%%
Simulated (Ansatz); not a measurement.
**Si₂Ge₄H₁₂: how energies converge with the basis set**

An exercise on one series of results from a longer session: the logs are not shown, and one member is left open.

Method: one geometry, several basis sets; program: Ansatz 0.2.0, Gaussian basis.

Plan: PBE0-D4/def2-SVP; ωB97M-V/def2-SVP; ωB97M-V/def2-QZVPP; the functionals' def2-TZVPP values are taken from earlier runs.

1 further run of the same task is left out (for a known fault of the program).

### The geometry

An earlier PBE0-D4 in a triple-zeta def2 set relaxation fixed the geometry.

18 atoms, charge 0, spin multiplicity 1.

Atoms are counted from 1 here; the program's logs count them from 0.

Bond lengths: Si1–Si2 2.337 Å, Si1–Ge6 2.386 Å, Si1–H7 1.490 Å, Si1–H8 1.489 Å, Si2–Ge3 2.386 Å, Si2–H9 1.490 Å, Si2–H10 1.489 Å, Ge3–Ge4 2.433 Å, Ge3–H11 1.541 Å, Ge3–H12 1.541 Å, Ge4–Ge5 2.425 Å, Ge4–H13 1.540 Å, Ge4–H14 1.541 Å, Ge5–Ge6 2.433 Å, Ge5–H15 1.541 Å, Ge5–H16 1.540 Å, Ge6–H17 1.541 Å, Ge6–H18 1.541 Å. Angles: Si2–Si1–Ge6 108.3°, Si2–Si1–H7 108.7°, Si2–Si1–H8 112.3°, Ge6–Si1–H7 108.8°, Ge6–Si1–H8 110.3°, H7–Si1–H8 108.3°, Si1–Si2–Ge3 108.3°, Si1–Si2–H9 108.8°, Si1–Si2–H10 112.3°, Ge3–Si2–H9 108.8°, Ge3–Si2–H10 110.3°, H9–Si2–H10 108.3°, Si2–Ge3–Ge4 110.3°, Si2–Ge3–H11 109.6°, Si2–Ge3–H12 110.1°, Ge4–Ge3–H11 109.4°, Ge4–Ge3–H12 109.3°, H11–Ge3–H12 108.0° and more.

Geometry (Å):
%%

**Task item**
Restate the material word for word, but only from its first line through the line containing "Method: one geometry, several".

**Your response**
Simulated (Ansatz); not a measurement.
**Si₂Ge₄H₁₂: how energies converge with the basis set**

An exercise on one series of results from a longer session: the logs are not shown, and one member is left open.

Method: one geometry, several basis sets; program: Ansatz 0.2.0, Gaussian basis.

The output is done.